● REQUIREMENT:
Take the records below and print them verbatim up to and including the line that carries "Figure 1: Br₂H₂Te, SMILES".

● THE DATA:
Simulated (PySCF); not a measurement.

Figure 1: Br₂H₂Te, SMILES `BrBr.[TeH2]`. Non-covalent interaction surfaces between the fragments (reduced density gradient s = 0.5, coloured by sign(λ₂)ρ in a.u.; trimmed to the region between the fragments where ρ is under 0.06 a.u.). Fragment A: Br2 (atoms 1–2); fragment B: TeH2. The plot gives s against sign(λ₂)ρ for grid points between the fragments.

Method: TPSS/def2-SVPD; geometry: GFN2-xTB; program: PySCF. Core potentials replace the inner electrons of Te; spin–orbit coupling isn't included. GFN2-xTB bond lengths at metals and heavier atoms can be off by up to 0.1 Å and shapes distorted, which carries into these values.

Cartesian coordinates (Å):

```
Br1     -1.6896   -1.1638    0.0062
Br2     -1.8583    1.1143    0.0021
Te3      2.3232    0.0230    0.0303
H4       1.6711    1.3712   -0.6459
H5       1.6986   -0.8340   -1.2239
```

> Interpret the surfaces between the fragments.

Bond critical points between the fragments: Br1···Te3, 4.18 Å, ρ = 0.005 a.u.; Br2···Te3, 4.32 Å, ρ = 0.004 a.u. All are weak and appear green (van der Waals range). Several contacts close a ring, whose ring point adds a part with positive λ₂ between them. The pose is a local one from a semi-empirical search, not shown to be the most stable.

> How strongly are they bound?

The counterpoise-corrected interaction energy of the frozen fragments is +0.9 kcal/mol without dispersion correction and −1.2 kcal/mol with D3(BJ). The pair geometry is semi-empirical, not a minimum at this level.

● WRITTEN REPLY:
Simulated (PySCF); not a measurement.

Figure 1: Br₂H₂Te, SMILES `BrBr.[TeH2]`. Non-covalent interaction surfaces between the fragments (reduced density gradient s = 0.5, coloured by sign(λ₂)ρ in a.u.; trimmed to the region between the fragments where ρ is under 0.06 a.u.). Fragment A: Br2 (atoms 1–2); fragment B: TeH2. The plot gives s against sign(λ₂)ρ for grid points between the fragments.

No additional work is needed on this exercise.